→ WORK ITEM: Below are some records. Return exactly the lines from the one containing "## Step 1: Starting point" through the one containing "The species is", both included, and only those.

→ MATERIAL SUPPLIED:
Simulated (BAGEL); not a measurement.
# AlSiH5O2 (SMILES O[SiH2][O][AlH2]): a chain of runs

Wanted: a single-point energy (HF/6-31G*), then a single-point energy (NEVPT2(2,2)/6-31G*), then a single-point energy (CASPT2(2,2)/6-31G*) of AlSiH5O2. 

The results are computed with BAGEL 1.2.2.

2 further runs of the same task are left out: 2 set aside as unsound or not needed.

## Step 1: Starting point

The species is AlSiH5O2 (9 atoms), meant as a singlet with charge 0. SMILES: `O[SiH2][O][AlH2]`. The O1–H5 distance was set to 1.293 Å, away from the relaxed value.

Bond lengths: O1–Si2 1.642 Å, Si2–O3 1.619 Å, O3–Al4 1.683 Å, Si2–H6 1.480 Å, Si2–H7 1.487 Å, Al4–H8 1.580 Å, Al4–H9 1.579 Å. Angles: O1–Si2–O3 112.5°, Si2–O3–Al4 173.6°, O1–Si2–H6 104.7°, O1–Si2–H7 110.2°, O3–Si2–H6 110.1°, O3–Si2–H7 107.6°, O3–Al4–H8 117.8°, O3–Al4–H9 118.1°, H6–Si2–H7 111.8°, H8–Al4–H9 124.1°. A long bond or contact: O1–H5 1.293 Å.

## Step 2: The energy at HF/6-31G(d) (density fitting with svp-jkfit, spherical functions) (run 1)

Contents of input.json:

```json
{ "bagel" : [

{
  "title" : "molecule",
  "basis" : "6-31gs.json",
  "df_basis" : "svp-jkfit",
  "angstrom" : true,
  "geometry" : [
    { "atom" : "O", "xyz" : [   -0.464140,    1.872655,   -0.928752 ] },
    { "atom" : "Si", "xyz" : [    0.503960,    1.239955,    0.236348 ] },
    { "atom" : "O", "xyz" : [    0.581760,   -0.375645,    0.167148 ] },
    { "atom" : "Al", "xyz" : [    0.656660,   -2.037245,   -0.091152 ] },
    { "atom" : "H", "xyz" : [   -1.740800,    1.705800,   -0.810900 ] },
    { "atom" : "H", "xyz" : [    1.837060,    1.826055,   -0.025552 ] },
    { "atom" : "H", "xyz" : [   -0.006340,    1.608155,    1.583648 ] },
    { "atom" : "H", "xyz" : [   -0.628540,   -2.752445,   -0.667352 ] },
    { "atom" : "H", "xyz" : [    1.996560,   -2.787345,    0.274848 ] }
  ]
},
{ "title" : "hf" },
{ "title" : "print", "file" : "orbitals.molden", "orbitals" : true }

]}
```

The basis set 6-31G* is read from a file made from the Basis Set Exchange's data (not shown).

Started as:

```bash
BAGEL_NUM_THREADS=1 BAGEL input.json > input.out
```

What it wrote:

→ WRITTEN SOLUTION:
## Step 1: Starting point

The species is AlSiH5O2 (9 atoms), meant as a singlet with charge 0. SMILES: `O[SiH2][O][AlH2]`. The O1–H5 distance was set to 1.293 Å, away from the relaxed value.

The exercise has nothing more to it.